» Work item:
Please copy, character for character, each line from the beginning of the listing to the line containing "Basis set: def2-TZVPD.", including both.

» Supplied data:
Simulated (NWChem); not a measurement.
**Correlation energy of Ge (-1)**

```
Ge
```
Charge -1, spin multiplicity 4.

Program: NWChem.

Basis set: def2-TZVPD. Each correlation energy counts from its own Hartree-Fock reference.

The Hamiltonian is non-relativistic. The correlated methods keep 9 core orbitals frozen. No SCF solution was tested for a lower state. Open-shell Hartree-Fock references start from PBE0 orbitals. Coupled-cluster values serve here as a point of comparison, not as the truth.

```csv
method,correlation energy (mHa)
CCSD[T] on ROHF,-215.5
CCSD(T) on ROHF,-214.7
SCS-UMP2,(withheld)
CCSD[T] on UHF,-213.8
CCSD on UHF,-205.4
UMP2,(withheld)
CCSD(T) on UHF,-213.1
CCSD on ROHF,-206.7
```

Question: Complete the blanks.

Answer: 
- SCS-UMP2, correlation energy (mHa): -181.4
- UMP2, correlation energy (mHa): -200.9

» Written response:
Simulated (NWChem); not a measurement.
**Correlation energy of Ge (-1)**

```
Ge
```
Charge -1, spin multiplicity 4.

Program: NWChem.

Basis set: def2-TZVPD. Each correlation energy counts from its own Hartree-Fock reference.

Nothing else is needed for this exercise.